*Work task*:
Repeat only the lines below from the one containing "The lowest energy" through the one containing "Spin–orbit coupling is not included.", inclusive, exactly as written.

*Exercise data*:
=== Section Start ===

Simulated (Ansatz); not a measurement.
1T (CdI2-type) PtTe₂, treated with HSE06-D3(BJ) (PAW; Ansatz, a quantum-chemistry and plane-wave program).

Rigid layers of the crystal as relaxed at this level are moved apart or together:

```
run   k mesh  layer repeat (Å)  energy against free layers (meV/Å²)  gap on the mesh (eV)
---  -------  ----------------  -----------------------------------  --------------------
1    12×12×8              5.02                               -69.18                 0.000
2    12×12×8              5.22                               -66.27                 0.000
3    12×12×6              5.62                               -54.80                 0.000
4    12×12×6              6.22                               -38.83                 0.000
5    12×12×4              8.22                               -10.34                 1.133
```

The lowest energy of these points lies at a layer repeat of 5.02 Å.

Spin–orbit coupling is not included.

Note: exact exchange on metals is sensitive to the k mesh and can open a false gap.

=== Section End ===

*Answer space*:
The lowest energy of these points lies at a layer repeat of 5.02 Å.

Spin–orbit coupling is not included.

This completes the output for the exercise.